_Work order_
The data is to be reproduced in full and without error.

************

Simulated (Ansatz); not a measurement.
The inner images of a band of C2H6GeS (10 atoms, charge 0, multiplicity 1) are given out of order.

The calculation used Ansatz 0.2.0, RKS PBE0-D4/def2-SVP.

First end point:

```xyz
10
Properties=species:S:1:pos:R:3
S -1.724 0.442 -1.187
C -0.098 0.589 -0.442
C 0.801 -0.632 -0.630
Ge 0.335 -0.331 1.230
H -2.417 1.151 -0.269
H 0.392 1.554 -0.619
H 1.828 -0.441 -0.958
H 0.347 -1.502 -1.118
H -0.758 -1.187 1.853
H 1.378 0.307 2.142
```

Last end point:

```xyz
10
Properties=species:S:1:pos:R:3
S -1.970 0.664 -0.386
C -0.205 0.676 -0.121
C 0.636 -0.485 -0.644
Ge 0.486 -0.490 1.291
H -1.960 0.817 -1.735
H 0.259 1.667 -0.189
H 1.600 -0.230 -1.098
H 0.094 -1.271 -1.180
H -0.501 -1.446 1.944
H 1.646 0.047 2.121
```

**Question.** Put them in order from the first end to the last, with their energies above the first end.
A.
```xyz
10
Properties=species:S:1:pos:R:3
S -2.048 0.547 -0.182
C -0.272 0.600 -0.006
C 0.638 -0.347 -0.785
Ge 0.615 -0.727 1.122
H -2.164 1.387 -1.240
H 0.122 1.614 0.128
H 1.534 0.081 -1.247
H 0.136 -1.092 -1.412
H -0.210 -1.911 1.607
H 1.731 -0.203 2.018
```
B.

************

_Exercise solution_
Simulated (Ansatz); not a measurement.
The inner images of a band of C2H6GeS (10 atoms, charge 0, multiplicity 1) are given out of order.

The calculation used Ansatz 0.2.0, RKS PBE0-D4/def2-SVP.

First end point:

```xyz
10
Properties=species:S:1:pos:R:3
S -1.724 0.442 -1.187
C -0.098 0.589 -0.442
C 0.801 -0.632 -0.630
Ge 0.335 -0.331 1.230
H -2.417 1.151 -0.269
H 0.392 1.554 -0.619
H 1.828 -0.441 -0.958
H 0.347 -1.502 -1.118
H -0.758 -1.187 1.853
H 1.378 0.307 2.142
```

Last end point:

```xyz
10
Properties=species:S:1:pos:R:3
S -1.970 0.664 -0.386
C -0.205 0.676 -0.121
C 0.636 -0.485 -0.644
Ge 0.486 -0.490 1.291
H -1.960 0.817 -1.735
H 0.259 1.667 -0.189
H 1.600 -0.230 -1.098
H 0.094 -1.271 -1.180
H -0.501 -1.446 1.944
H 1.646 0.047 2.121
```

**Question.** Put them in order from the first end to the last, with their energies above the first end.
A.
```xyz
10
Properties=species:S:1:pos:R:3
S -2.048 0.547 -0.182
C -0.272 0.600 -0.006
C 0.638 -0.347 -0.785
Ge 0.615 -0.727 1.122
H -2.164 1.387 -1.240
H 0.122 1.614 0.128
H 1.534 0.081 -1.247
H 0.136 -1.092 -1.412
H -0.210 -1.911 1.607
H 1.731 -0.203 2.018
```
B.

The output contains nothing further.